» Work order:
Everything from the line containing "Problem. The aim" through the line containing "Solution. C, Ca" should be repeated exactly, and nothing else from the data.

-*-
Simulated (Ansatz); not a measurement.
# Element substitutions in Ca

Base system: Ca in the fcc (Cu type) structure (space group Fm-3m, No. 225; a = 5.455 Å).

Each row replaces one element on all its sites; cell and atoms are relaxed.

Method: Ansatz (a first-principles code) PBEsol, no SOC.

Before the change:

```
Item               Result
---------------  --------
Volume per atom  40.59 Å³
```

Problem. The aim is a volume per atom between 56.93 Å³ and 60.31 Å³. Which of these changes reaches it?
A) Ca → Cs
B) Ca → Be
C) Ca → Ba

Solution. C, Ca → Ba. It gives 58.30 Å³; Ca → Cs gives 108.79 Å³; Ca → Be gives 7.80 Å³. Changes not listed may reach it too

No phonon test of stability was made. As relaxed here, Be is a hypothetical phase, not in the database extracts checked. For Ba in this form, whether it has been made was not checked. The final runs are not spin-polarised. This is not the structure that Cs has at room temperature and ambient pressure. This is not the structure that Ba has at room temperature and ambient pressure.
-*-

» Written reply:
Problem. The aim is a volume per atom between 56.93 Å³ and 60.31 Å³. Which of these changes reaches it?
A) Ca → Cs
B) Ca → Be
C) Ca → Ba

Solution. C, Ca → Ba. It gives 58.30 Å³; Ca → Cs gives 108.79 Å³; Ca → Be gives 7.80 Å³. Changes not listed may reach it too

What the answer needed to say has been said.